- ASSIGNMENT: Set the data down once more, exactly as it is written.

- EXERCISE DATA:
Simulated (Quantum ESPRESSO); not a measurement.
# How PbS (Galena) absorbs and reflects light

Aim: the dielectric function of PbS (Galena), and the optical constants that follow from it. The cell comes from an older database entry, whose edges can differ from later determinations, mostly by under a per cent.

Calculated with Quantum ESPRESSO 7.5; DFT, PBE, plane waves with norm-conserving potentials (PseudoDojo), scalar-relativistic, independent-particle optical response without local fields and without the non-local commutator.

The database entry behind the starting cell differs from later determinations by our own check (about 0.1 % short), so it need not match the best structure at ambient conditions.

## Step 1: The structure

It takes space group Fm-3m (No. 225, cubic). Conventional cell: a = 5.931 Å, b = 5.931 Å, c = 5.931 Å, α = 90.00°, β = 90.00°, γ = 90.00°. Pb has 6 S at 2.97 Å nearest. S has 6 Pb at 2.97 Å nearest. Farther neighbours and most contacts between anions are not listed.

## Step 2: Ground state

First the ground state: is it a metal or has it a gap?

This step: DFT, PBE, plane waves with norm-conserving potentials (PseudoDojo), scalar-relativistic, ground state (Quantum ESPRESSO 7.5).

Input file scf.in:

- WRITTEN ANSWER:
Simulated (Quantum ESPRESSO); not a measurement.
# How PbS (Galena) absorbs and reflects light

Aim: the dielectric function of PbS (Galena), and the optical constants that follow from it. The cell comes from an older database entry, whose edges can differ from later determinations, mostly by under a per cent.

Calculated with Quantum ESPRESSO 7.5; DFT, PBE, plane waves with norm-conserving potentials (PseudoDojo), scalar-relativistic, independent-particle optical response without local fields and without the non-local commutator.

The database entry behind the starting cell differs from later determinations by our own check (about 0.1 % short), so it need not match the best structure at ambient conditions.

## Step 1: The structure

It takes space group Fm-3m (No. 225, cubic). Conventional cell: a = 5.931 Å, b = 5.931 Å, c = 5.931 Å, α = 90.00°, β = 90.00°, γ = 90.00°. Pb has 6 S at 2.97 Å nearest. S has 6 Pb at 2.97 Å nearest. Farther neighbours and most contacts between anions are not listed.

## Step 2: Ground state

First the ground state: is it a metal or has it a gap?

This step: DFT, PBE, plane waves with norm-conserving potentials (PseudoDojo), scalar-relativistic, ground state (Quantum ESPRESSO 7.5).

Input file scf.in:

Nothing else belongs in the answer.